### Dataset records:
╔══

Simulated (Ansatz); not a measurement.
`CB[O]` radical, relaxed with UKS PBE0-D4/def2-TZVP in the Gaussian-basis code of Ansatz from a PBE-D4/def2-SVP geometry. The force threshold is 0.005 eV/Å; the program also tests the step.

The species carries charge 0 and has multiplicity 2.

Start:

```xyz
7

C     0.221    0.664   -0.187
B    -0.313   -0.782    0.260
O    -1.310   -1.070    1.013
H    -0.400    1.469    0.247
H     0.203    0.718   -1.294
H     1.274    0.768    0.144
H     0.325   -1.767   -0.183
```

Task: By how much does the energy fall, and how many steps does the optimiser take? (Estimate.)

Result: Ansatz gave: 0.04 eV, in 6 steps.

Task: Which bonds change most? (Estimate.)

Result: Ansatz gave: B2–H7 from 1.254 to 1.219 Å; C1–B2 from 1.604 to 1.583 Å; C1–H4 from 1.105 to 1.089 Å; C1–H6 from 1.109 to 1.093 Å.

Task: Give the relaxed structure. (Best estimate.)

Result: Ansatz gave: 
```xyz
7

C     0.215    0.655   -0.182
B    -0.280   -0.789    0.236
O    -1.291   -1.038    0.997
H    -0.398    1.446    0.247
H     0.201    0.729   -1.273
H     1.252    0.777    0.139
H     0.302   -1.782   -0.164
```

╚══

### Action item:
Quote in full each line from the top of the records above through the line with "Result: Ansatz gave: 0.04 eV, in 6 steps."; stop after that line.

### Your solution:
Simulated (Ansatz); not a measurement.
`CB[O]` radical, relaxed with UKS PBE0-D4/def2-TZVP in the Gaussian-basis code of Ansatz from a PBE-D4/def2-SVP geometry. The force threshold is 0.005 eV/Å; the program also tests the step.

The species carries charge 0 and has multiplicity 2.

Start:

```xyz
7

C     0.221    0.664   -0.187
B    -0.313   -0.782    0.260
O    -1.310   -1.070    1.013
H    -0.400    1.469    0.247
H     0.203    0.718   -1.294
H     1.274    0.768    0.144
H     0.325   -1.767   -0.183
```

Task: By how much does the energy fall, and how many steps does the optimiser take? (Estimate.)

Result: Ansatz gave: 0.04 eV, in 6 steps.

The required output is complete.